**REQUIREMENT:** Retype all of the data. Every line must match exactly.

**DATASET CONTENT:**
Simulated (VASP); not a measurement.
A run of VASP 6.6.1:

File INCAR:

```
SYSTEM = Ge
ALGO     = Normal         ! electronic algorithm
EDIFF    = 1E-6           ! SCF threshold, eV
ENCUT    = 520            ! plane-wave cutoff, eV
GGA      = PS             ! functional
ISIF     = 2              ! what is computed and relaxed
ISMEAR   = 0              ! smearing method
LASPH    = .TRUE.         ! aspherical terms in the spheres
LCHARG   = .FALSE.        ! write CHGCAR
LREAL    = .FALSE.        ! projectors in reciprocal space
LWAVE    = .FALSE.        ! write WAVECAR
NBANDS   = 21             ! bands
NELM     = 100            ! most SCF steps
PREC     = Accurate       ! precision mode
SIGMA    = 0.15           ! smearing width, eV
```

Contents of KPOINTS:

**RESPONSE:**
Simulated (VASP); not a measurement.
A run of VASP 6.6.1:

File INCAR:

```
SYSTEM = Ge
ALGO     = Normal         ! electronic algorithm
EDIFF    = 1E-6           ! SCF threshold, eV
ENCUT    = 520            ! plane-wave cutoff, eV
GGA      = PS             ! functional
ISIF     = 2              ! what is computed and relaxed
ISMEAR   = 0              ! smearing method
LASPH    = .TRUE.         ! aspherical terms in the spheres
LCHARG   = .FALSE.        ! write CHGCAR
LREAL    = .FALSE.        ! projectors in reciprocal space
LWAVE    = .FALSE.        ! write WAVECAR
NBANDS   = 21             ! bands
NELM     = 100            ! most SCF steps
PREC     = Accurate       ! precision mode
SIGMA    = 0.15           ! smearing width, eV
```

Contents of KPOINTS:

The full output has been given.